- ACTION ITEM: The required output is the complete listing, copied word for word.

───── ENTRIES SUPPLIED

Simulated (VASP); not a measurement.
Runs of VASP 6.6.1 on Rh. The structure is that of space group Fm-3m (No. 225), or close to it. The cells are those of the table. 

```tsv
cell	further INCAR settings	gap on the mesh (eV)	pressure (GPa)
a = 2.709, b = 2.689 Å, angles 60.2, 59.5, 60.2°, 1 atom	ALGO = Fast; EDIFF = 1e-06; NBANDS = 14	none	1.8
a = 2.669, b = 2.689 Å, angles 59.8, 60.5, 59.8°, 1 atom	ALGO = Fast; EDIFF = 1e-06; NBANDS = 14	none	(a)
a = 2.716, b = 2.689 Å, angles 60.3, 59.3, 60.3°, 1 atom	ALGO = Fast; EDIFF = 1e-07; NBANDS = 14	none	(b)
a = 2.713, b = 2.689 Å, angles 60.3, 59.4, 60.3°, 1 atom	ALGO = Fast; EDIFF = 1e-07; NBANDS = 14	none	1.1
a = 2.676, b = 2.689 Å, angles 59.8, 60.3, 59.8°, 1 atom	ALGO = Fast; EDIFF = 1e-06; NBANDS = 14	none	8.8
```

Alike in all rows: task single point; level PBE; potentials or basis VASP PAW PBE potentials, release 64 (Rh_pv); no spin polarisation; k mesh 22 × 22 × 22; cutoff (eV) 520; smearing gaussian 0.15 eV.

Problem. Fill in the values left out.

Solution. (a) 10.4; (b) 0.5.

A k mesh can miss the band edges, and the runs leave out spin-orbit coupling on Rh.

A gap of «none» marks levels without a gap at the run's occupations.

──────────

- SOLUTION:
Simulated (VASP); not a measurement.
Runs of VASP 6.6.1 on Rh. The structure is that of space group Fm-3m (No. 225), or close to it. The cells are those of the table. 

```tsv
cell	further INCAR settings	gap on the mesh (eV)	pressure (GPa)
a = 2.709, b = 2.689 Å, angles 60.2, 59.5, 60.2°, 1 atom	ALGO = Fast; EDIFF = 1e-06; NBANDS = 14	none	1.8
a = 2.669, b = 2.689 Å, angles 59.8, 60.5, 59.8°, 1 atom	ALGO = Fast; EDIFF = 1e-06; NBANDS = 14	none	(a)
a = 2.716, b = 2.689 Å, angles 60.3, 59.3, 60.3°, 1 atom	ALGO = Fast; EDIFF = 1e-07; NBANDS = 14	none	(b)
a = 2.713, b = 2.689 Å, angles 60.3, 59.4, 60.3°, 1 atom	ALGO = Fast; EDIFF = 1e-07; NBANDS = 14	none	1.1
a = 2.676, b = 2.689 Å, angles 59.8, 60.3, 59.8°, 1 atom	ALGO = Fast; EDIFF = 1e-06; NBANDS = 14	none	8.8
```

Alike in all rows: task single point; level PBE; potentials or basis VASP PAW PBE potentials, release 64 (Rh_pv); no spin polarisation; k mesh 22 × 22 × 22; cutoff (eV) 520; smearing gaussian 0.15 eV.

Problem. Fill in the values left out.

Solution. (a) 10.4; (b) 0.5.

A k mesh can miss the band edges, and the runs leave out spin-orbit coupling on Rh.

A gap of «none» marks levels without a gap at the run's occupations.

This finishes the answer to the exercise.